**WORK REQUEST**. Can you quote, word for word, every line from the first line of the records below through the line containing "## (1) The cell of the first run", and nothing else?

[Start of Attachment]
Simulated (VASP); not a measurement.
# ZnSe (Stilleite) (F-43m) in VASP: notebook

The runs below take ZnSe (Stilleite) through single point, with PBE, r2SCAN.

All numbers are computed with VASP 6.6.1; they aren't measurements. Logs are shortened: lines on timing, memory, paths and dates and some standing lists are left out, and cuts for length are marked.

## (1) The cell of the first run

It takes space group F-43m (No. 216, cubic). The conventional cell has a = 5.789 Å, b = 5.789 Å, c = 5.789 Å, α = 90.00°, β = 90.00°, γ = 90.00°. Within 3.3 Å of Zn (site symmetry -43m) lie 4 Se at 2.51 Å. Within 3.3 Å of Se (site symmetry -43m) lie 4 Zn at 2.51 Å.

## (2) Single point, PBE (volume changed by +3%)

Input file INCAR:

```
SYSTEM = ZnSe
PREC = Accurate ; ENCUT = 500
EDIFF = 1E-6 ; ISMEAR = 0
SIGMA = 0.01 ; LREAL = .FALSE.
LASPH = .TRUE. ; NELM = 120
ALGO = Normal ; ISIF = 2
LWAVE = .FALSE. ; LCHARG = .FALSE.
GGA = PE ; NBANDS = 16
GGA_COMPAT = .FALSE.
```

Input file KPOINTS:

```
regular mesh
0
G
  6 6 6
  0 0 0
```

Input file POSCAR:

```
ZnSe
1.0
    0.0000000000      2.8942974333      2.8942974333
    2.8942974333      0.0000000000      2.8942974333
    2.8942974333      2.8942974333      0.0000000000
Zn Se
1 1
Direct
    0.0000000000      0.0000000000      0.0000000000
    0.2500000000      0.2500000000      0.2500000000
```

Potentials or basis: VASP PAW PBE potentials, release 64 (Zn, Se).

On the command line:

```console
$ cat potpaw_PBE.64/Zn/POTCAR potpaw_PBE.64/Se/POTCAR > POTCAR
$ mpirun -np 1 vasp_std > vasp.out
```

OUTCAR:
[End of Attachment]

**EXERCISE SOLUTION**.
Simulated (VASP); not a measurement.
# ZnSe (Stilleite) (F-43m) in VASP: notebook

The runs below take ZnSe (Stilleite) through single point, with PBE, r2SCAN.

All numbers are computed with VASP 6.6.1; they aren't measurements. Logs are shortened: lines on timing, memory, paths and dates and some standing lists are left out, and cuts for length are marked.

## (1) The cell of the first run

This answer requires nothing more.